Brief:
Quote every entry word for word.

Data listing:
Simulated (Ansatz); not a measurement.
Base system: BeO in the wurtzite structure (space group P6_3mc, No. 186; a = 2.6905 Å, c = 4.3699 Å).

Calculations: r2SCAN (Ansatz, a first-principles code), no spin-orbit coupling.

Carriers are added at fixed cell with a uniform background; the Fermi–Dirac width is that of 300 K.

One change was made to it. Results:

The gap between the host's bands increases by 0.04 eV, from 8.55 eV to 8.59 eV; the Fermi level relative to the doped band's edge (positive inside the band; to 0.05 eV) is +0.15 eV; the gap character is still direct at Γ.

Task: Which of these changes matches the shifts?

Answer area:
Simulated (Ansatz); not a measurement.
Base system: BeO in the wurtzite structure (space group P6_3mc, No. 186; a = 2.6905 Å, c = 4.3699 Å).

Calculations: r2SCAN (Ansatz, a first-principles code), no spin-orbit coupling.

Carriers are added at fixed cell with a uniform background; the Fermi–Dirac width is that of 300 K.

One change was made to it. Results:

The gap between the host's bands increases by 0.04 eV, from 8.55 eV to 8.59 eV; the Fermi level relative to the doped band's edge (positive inside the band; to 0.05 eV) is +0.15 eV; the gap character is still direct at Γ.

Task: Which of these changes matches the shifts?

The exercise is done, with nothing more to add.